• _Recorded information_
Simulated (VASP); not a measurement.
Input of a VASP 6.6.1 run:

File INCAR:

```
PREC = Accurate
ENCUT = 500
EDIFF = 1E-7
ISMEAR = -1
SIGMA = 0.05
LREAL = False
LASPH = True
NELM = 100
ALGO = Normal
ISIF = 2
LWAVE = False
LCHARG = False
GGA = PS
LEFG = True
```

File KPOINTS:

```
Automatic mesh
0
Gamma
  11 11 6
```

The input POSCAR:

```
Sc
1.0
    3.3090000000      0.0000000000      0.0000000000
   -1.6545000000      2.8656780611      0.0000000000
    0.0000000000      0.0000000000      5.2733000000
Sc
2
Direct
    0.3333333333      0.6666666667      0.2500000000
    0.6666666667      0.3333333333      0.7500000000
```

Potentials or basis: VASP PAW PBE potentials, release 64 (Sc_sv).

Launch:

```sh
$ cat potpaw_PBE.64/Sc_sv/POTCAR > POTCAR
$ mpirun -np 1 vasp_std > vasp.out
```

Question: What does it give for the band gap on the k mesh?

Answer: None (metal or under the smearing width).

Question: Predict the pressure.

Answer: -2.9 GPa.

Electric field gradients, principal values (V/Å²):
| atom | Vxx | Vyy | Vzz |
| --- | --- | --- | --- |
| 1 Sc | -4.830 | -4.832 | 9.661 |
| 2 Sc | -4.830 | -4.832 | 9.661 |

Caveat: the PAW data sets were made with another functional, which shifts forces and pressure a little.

• _Required action_
Send back the lines of the records word for word, from the very first through the line containing "Question: What does".

• _Task response_
Simulated (VASP); not a measurement.
Input of a VASP 6.6.1 run:

File INCAR:

```
PREC = Accurate
ENCUT = 500
EDIFF = 1E-7
ISMEAR = -1
SIGMA = 0.05
LREAL = False
LASPH = True
NELM = 100
ALGO = Normal
ISIF = 2
LWAVE = False
LCHARG = False
GGA = PS
LEFG = True
```

File KPOINTS:

```
Automatic mesh
0
Gamma
  11 11 6
```

The input POSCAR:

```
Sc
1.0
    3.3090000000      0.0000000000      0.0000000000
   -1.6545000000      2.8656780611      0.0000000000
    0.0000000000      0.0000000000      5.2733000000
Sc
2
Direct
    0.3333333333      0.6666666667      0.2500000000
    0.6666666667      0.3333333333      0.7500000000
```

Potentials or basis: VASP PAW PBE potentials, release 64 (Sc_sv).

Launch:

```sh
$ cat potpaw_PBE.64/Sc_sv/POTCAR > POTCAR
$ mpirun -np 1 vasp_std > vasp.out
```

Question: What does it give for the band gap on the k mesh?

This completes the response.